RECORDED DATA >>
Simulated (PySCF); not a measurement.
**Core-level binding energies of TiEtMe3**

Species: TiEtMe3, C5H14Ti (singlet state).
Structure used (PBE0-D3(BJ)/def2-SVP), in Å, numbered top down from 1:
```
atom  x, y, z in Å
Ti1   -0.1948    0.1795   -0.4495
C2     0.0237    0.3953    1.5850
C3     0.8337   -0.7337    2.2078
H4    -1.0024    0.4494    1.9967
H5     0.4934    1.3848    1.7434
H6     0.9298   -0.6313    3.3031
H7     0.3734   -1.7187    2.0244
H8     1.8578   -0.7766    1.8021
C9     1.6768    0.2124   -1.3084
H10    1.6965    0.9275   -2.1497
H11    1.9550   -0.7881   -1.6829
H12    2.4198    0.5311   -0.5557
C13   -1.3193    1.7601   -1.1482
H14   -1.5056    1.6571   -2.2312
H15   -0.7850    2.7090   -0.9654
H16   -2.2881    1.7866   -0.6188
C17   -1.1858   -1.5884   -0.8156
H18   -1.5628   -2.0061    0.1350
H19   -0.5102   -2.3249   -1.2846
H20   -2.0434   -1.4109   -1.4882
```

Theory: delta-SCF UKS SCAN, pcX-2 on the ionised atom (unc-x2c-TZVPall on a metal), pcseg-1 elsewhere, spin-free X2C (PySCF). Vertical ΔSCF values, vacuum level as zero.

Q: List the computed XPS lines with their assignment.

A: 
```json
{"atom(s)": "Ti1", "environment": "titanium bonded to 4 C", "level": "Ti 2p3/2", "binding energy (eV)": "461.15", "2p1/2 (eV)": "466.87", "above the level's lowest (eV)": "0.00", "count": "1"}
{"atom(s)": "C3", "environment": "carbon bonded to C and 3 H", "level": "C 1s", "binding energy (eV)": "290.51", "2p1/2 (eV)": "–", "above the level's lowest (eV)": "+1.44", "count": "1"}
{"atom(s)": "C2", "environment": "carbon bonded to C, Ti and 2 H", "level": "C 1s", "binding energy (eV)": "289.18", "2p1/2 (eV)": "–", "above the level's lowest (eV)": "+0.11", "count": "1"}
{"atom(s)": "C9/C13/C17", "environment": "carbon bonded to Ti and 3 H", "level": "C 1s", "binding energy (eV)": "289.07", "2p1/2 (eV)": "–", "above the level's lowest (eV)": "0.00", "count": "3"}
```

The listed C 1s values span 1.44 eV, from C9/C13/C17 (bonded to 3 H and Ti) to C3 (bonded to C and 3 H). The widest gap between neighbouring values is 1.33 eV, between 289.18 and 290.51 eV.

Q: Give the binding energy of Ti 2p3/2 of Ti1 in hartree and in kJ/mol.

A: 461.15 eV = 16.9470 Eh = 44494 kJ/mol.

ACTION ITEM >> Look in the material above for the line with "Structure used (PBE0-D3(BJ)/def2-SVP), in" and the line with "Theory: delta-SCF UKS", and transcribe exactly those lines and all lines between them, nothing more.

RESPONSE BOX >>
Structure used (PBE0-D3(BJ)/def2-SVP), in Å, numbered top down from 1:
```
atom  x, y, z in Å
Ti1   -0.1948    0.1795   -0.4495
C2     0.0237    0.3953    1.5850
C3     0.8337   -0.7337    2.2078
H4    -1.0024    0.4494    1.9967
H5     0.4934    1.3848    1.7434
H6     0.9298   -0.6313    3.3031
H7     0.3734   -1.7187    2.0244
H8     1.8578   -0.7766    1.8021
C9     1.6768    0.2124   -1.3084
H10    1.6965    0.9275   -2.1497
H11    1.9550   -0.7881   -1.6829
H12    2.4198    0.5311   -0.5557
C13   -1.3193    1.7601   -1.1482
H14   -1.5056    1.6571   -2.2312
H15   -0.7850    2.7090   -0.9654
H16   -2.2881    1.7866   -0.6188
C17   -1.1858   -1.5884   -0.8156
H18   -1.5628   -2.0061    0.1350
H19   -0.5102   -2.3249   -1.2846
H20   -2.0434   -1.4109   -1.4882
```

Theory: delta-SCF UKS SCAN, pcX-2 on the ionised atom (unc-x2c-TZVPall on a metal), pcseg-1 elsewhere, spin-free X2C (PySCF). Vertical ΔSCF values, vacuum level as zero.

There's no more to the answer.